▶ Work instruction
Every record below must be set down again exactly as given.

++++
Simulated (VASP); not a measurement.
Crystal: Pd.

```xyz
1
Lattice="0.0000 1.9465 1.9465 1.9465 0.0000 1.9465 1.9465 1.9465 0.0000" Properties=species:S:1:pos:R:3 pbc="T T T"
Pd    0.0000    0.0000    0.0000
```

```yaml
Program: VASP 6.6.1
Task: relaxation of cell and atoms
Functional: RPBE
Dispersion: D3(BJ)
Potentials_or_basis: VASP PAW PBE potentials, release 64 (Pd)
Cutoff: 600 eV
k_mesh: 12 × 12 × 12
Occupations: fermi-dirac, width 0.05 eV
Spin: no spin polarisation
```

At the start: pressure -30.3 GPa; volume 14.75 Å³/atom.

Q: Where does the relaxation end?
++++

▶ Exercise output
Simulated (VASP); not a measurement.
Crystal: Pd.

```xyz
1
Lattice="0.0000 1.9465 1.9465 1.9465 0.0000 1.9465 1.9465 1.9465 0.0000" Properties=species:S:1:pos:R:3 pbc="T T T"
Pd    0.0000    0.0000    0.0000
```

```yaml
Program: VASP 6.6.1
Task: relaxation of cell and atoms
Functional: RPBE
Dispersion: D3(BJ)
Potentials_or_basis: VASP PAW PBE potentials, release 64 (Pd)
Cutoff: 600 eV
k_mesh: 12 × 12 × 12
Occupations: fermi-dirac, width 0.05 eV
Spin: no spin polarisation
```

At the start: pressure -30.3 GPa; volume 14.75 Å³/atom.

Q: Where does the relaxation end?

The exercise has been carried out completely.